[Given data]
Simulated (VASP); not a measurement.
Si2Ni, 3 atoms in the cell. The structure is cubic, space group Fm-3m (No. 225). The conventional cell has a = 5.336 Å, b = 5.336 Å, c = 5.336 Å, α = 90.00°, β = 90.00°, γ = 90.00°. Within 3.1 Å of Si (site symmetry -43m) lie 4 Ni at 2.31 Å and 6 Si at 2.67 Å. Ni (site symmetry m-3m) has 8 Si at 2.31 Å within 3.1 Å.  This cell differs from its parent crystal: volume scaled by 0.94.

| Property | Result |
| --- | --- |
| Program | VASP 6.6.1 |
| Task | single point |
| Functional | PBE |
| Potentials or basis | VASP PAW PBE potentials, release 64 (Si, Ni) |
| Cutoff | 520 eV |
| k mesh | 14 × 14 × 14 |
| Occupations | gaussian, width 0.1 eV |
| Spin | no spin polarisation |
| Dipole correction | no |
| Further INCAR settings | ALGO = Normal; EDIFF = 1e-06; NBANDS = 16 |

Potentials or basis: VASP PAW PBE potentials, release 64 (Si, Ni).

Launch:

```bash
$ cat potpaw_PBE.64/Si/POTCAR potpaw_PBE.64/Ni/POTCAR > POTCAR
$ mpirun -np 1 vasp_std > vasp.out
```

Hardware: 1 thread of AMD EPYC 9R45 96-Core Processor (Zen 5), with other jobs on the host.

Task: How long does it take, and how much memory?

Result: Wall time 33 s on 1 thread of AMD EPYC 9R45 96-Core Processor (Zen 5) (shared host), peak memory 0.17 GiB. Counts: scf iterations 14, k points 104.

[Assigned task] From the opening line of the data above through the line holding "Task: How long", give every line again exactly as it stands.

[Exercise response]
Simulated (VASP); not a measurement.
Si2Ni, 3 atoms in the cell. The structure is cubic, space group Fm-3m (No. 225). The conventional cell has a = 5.336 Å, b = 5.336 Å, c = 5.336 Å, α = 90.00°, β = 90.00°, γ = 90.00°. Within 3.1 Å of Si (site symmetry -43m) lie 4 Ni at 2.31 Å and 6 Si at 2.67 Å. Ni (site symmetry m-3m) has 8 Si at 2.31 Å within 3.1 Å.  This cell differs from its parent crystal: volume scaled by 0.94.

| Property | Result |
| --- | --- |
| Program | VASP 6.6.1 |
| Task | single point |
| Functional | PBE |
| Potentials or basis | VASP PAW PBE potentials, release 64 (Si, Ni) |
| Cutoff | 520 eV |
| k mesh | 14 × 14 × 14 |
| Occupations | gaussian, width 0.1 eV |
| Spin | no spin polarisation |
| Dipole correction | no |
| Further INCAR settings | ALGO = Normal; EDIFF = 1e-06; NBANDS = 16 |

Potentials or basis: VASP PAW PBE potentials, release 64 (Si, Ni).

Launch:

```bash
$ cat potpaw_PBE.64/Si/POTCAR potpaw_PBE.64/Ni/POTCAR > POTCAR
$ mpirun -np 1 vasp_std > vasp.out
```

Hardware: 1 thread of AMD EPYC 9R45 96-Core Processor (Zen 5), with other jobs on the host.

Task: How long does it take, and how much memory?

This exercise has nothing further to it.